* _ACTION ITEM_: Repeat precisely the span of lines below that opens with the line containing "Its results: band" and closes with the line containing "Caveats: the PAW", both included.

+++ SUPPLIED INFORMATION

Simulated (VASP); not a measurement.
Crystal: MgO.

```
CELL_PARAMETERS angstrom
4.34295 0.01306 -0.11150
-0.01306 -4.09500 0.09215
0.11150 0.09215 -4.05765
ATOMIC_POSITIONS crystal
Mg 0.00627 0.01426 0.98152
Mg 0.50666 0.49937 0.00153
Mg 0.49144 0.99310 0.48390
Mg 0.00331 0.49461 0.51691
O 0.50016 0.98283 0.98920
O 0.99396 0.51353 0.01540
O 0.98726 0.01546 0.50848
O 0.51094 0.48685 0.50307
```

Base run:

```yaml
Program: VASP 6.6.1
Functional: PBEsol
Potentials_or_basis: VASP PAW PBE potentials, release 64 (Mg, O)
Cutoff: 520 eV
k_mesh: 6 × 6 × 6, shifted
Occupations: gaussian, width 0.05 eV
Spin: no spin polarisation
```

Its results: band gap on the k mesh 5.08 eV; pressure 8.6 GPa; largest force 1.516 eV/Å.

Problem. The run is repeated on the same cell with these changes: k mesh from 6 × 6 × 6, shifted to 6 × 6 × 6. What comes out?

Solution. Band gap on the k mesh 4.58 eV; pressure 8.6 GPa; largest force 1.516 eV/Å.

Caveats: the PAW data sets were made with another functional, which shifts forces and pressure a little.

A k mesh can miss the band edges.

++++++

* _TASK SOLUTION_:
Its results: band gap on the k mesh 5.08 eV; pressure 8.6 GPa; largest force 1.516 eV/Å.

Problem. The run is repeated on the same cell with these changes: k mesh from 6 × 6 × 6, shifted to 6 × 6 × 6. What comes out?

Solution. Band gap on the k mesh 4.58 eV; pressure 8.6 GPa; largest force 1.516 eV/Å.

Caveats: the PAW data sets were made with another functional, which shifts forces and pressure a little.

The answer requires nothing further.